| INFORMATION SUPPLIED |
****************************************

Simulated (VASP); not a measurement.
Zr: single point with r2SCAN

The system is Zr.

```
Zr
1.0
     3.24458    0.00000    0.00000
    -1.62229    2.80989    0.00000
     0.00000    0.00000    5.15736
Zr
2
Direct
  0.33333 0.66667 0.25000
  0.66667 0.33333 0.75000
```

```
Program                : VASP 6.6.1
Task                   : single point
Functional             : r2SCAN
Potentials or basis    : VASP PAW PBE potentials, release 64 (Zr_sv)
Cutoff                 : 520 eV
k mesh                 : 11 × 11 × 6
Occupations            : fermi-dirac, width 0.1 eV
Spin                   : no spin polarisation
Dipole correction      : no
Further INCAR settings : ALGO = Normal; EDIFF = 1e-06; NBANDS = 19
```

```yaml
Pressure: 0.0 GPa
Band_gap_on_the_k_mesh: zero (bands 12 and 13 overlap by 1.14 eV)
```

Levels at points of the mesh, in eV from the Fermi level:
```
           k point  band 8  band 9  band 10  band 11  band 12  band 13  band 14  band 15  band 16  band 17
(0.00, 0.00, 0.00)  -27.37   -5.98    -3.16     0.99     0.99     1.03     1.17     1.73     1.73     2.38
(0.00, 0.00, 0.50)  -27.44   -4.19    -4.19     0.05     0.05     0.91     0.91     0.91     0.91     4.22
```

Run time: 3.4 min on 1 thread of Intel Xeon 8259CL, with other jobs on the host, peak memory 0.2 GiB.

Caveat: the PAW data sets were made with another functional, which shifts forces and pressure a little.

****************************************

| WORK TASK |
Take the line above containing "Levels at points", the line containing "Run time: 3.4", and all lines in between, and copy them exactly without anything else.

| EXERCISE OUTPUT |
Levels at points of the mesh, in eV from the Fermi level:
```
           k point  band 8  band 9  band 10  band 11  band 12  band 13  band 14  band 15  band 16  band 17
(0.00, 0.00, 0.00)  -27.37   -5.98    -3.16     0.99     0.99     1.03     1.17     1.73     1.73     2.38
(0.00, 0.00, 0.50)  -27.44   -4.19    -4.19     0.05     0.05     0.91     0.91     0.91     0.91     4.22
```

Run time: 3.4 min on 1 thread of Intel Xeon 8259CL, with other jobs on the host, peak memory 0.2 GiB.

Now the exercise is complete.